→ **Work item**
Output only the lines below that start at the line containing "(3) Which bands" and end at the line containing "(6) On PAW files", with both ends kept.

→ **Provided material**
=== Section Start ===

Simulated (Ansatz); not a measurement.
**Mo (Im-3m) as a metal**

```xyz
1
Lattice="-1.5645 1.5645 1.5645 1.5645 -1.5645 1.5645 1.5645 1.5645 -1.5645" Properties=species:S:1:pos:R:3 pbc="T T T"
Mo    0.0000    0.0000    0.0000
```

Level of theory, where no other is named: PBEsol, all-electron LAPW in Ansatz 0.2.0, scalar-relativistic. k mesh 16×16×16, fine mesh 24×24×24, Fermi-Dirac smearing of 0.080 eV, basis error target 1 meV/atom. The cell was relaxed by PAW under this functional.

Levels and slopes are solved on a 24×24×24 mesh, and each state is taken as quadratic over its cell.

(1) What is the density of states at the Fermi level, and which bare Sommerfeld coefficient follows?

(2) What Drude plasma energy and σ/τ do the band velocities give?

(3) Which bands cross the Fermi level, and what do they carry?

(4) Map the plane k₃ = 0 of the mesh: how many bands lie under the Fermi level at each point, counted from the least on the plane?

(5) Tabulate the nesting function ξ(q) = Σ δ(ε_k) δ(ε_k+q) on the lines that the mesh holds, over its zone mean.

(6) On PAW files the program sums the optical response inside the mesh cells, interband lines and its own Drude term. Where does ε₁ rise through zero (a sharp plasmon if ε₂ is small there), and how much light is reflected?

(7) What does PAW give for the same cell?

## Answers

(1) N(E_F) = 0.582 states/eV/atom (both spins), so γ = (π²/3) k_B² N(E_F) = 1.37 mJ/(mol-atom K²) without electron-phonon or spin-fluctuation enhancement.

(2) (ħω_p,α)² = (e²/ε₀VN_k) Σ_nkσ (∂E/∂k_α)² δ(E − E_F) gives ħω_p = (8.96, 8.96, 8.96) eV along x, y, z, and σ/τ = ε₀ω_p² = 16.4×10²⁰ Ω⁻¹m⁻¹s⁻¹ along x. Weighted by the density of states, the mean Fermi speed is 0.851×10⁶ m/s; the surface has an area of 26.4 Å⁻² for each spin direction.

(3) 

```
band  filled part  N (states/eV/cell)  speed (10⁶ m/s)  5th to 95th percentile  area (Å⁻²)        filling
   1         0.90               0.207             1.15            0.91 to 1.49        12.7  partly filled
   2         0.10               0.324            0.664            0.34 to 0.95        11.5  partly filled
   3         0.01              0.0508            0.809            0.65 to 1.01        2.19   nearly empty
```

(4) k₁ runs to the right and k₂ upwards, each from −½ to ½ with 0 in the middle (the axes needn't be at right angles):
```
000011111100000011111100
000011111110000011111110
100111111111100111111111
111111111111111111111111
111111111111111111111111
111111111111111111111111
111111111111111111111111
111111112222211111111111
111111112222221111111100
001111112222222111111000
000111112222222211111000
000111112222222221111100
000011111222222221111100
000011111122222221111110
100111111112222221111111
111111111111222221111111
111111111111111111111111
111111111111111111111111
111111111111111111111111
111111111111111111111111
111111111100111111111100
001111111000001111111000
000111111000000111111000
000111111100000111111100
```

=== Section End ===

→ **Response box**
(3) Which bands cross the Fermi level, and what do they carry?

(4) Map the plane k₃ = 0 of the mesh: how many bands lie under the Fermi level at each point, counted from the least on the plane?

(5) Tabulate the nesting function ξ(q) = Σ δ(ε_k) δ(ε_k+q) on the lines that the mesh holds, over its zone mean.

(6) On PAW files the program sums the optical response inside the mesh cells, interband lines and its own Drude term. Where does ε₁ rise through zero (a sharp plasmon if ε₂ is small there), and how much light is reflected?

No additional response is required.